◆ Supplied data:
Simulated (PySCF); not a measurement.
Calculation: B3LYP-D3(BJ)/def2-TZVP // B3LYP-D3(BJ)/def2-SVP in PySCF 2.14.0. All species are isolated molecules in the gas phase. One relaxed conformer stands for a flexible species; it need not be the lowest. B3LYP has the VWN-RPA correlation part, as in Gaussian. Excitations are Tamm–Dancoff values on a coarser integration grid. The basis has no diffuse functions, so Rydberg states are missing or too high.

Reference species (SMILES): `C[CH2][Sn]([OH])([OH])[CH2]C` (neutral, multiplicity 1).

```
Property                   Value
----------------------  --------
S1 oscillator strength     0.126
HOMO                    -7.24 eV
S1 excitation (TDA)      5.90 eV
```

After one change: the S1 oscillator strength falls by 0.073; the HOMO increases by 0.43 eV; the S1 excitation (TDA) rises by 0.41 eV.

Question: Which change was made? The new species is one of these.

◆ Assignment: Beginning at the top of the records above, transcribe each line exactly up to and including the line that holds "After one change: the".

◆ Your response:
Simulated (PySCF); not a measurement.
Calculation: B3LYP-D3(BJ)/def2-TZVP // B3LYP-D3(BJ)/def2-SVP in PySCF 2.14.0. All species are isolated molecules in the gas phase. One relaxed conformer stands for a flexible species; it need not be the lowest. B3LYP has the VWN-RPA correlation part, as in Gaussian. Excitations are Tamm–Dancoff values on a coarser integration grid. The basis has no diffuse functions, so Rydberg states are missing or too high.

Reference species (SMILES): `C[CH2][Sn]([OH])([OH])[CH2]C` (neutral, multiplicity 1).

```
Property                   Value
----------------------  --------
S1 oscillator strength     0.126
HOMO                    -7.24 eV
S1 excitation (TDA)      5.90 eV
```

After one change: the S1 oscillator strength falls by 0.073; the HOMO increases by 0.43 eV; the S1 excitation (TDA) rises by 0.41 eV.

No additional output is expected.